[DATA UNDER STUDY]
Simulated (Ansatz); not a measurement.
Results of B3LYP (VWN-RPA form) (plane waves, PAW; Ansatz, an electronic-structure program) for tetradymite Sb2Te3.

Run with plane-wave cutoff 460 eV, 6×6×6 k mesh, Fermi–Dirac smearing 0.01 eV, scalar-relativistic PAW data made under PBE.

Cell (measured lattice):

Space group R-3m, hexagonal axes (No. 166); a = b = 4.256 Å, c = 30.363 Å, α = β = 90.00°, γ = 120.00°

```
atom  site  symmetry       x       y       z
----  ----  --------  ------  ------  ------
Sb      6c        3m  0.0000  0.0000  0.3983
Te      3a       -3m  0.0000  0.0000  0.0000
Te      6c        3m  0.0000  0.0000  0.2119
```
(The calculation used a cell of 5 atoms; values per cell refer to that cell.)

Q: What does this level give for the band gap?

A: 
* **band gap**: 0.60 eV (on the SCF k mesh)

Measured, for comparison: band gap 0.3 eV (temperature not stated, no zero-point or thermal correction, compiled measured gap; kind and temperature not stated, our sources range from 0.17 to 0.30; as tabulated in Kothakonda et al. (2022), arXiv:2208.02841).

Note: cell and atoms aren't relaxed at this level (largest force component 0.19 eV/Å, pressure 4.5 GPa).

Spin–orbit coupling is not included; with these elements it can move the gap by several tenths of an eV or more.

[ASSIGNMENT]
Repeat the material above exactly, beginning with its first line and ending with the line that holds "SCF k mesh)", and leave out everything else.

[TASK RESPONSE]
Simulated (Ansatz); not a measurement.
Results of B3LYP (VWN-RPA form) (plane waves, PAW; Ansatz, an electronic-structure program) for tetradymite Sb2Te3.

Run with plane-wave cutoff 460 eV, 6×6×6 k mesh, Fermi–Dirac smearing 0.01 eV, scalar-relativistic PAW data made under PBE.

Cell (measured lattice):

Space group R-3m, hexagonal axes (No. 166); a = b = 4.256 Å, c = 30.363 Å, α = β = 90.00°, γ = 120.00°

```
atom  site  symmetry       x       y       z
----  ----  --------  ------  ------  ------
Sb      6c        3m  0.0000  0.0000  0.3983
Te      3a       -3m  0.0000  0.0000  0.0000
Te      6c        3m  0.0000  0.0000  0.2119
```
(The calculation used a cell of 5 atoms; values per cell refer to that cell.)

Q: What does this level give for the band gap?

A: 
* **band gap**: 0.60 eV (on the SCF k mesh)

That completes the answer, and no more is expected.